◆ **Action item**
Give back all of the records, exactly and completely.

◆ **Source information**
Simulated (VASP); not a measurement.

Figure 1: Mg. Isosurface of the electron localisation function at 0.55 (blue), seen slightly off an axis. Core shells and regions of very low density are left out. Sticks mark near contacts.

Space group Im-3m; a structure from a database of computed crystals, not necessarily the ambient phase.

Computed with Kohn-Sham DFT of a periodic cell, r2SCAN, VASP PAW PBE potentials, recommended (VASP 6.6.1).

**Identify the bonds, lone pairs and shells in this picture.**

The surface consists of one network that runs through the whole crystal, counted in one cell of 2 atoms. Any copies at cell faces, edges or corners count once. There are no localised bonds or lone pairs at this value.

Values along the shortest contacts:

◆ **Answer area**
Simulated (VASP); not a measurement.

Figure 1: Mg. Isosurface of the electron localisation function at 0.55 (blue), seen slightly off an axis. Core shells and regions of very low density are left out. Sticks mark near contacts.

Space group Im-3m; a structure from a database of computed crystals, not necessarily the ambient phase.

Computed with Kohn-Sham DFT of a periodic cell, r2SCAN, VASP PAW PBE potentials, recommended (VASP 6.6.1).

**Identify the bonds, lone pairs and shells in this picture.**

The surface consists of one network that runs through the whole crystal, counted in one cell of 2 atoms. Any copies at cell faces, edges or corners count once. There are no localised bonds or lone pairs at this value.

Values along the shortest contacts:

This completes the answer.